START Data under study

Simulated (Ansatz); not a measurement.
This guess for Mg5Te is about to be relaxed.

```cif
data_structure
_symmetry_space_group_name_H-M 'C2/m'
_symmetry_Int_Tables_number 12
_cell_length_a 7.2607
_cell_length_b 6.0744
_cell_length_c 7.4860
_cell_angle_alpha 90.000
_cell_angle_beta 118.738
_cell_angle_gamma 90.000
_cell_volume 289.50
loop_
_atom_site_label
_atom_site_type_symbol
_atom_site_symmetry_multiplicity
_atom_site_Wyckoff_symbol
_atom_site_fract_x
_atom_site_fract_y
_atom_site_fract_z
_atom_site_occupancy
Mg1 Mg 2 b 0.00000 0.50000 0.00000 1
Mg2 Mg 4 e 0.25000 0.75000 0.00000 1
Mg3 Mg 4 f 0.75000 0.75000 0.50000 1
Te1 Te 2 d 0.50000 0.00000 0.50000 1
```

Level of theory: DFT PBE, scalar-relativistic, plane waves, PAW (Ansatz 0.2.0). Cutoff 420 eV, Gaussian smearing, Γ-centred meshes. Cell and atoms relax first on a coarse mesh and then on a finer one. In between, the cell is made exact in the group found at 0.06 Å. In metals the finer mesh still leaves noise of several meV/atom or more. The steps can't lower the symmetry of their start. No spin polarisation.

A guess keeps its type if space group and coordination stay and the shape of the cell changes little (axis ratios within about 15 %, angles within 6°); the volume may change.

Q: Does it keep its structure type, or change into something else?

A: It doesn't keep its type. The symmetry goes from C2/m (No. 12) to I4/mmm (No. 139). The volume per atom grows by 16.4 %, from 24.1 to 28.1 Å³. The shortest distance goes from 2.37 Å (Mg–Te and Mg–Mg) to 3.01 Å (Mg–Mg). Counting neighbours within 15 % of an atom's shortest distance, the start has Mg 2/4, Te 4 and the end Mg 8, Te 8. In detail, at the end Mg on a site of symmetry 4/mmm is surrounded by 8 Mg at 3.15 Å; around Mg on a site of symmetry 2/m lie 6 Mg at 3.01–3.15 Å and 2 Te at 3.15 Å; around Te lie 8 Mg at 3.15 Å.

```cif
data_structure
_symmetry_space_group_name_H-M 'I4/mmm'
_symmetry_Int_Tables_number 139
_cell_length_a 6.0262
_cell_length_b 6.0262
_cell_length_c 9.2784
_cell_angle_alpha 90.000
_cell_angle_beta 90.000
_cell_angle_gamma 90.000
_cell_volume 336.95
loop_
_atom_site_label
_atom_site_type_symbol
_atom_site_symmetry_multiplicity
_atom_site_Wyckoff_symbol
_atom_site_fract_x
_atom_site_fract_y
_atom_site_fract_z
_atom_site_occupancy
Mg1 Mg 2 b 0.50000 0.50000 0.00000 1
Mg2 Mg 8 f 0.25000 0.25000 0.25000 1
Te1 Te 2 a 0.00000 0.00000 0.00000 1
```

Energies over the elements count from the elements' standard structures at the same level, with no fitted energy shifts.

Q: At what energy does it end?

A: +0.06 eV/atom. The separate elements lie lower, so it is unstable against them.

END Data under study

_Work instruction:_ Return the opening line of the data and every line after it through the line containing "Q: Does it keep", please, exactly as written and with nothing added.

_Answer space:_
Simulated (Ansatz); not a measurement.
This guess for Mg5Te is about to be relaxed.

```cif
data_structure
_symmetry_space_group_name_H-M 'C2/m'
_symmetry_Int_Tables_number 12
_cell_length_a 7.2607
_cell_length_b 6.0744
_cell_length_c 7.4860
_cell_angle_alpha 90.000
_cell_angle_beta 118.738
_cell_angle_gamma 90.000
_cell_volume 289.50
loop_
_atom_site_label
_atom_site_type_symbol
_atom_site_symmetry_multiplicity
_atom_site_Wyckoff_symbol
_atom_site_fract_x
_atom_site_fract_y
_atom_site_fract_z
_atom_site_occupancy
Mg1 Mg 2 b 0.00000 0.50000 0.00000 1
Mg2 Mg 4 e 0.25000 0.75000 0.00000 1
Mg3 Mg 4 f 0.75000 0.75000 0.50000 1
Te1 Te 2 d 0.50000 0.00000 0.50000 1
```

Level of theory: DFT PBE, scalar-relativistic, plane waves, PAW (Ansatz 0.2.0). Cutoff 420 eV, Gaussian smearing, Γ-centred meshes. Cell and atoms relax first on a coarse mesh and then on a finer one. In between, the cell is made exact in the group found at 0.06 Å. In metals the finer mesh still leaves noise of several meV/atom or more. The steps can't lower the symmetry of their start. No spin polarisation.

A guess keeps its type if space group and coordination stay and the shape of the cell changes little (axis ratios within about 15 %, angles within 6°); the volume may change.

Q: Does it keep its structure type, or change into something else?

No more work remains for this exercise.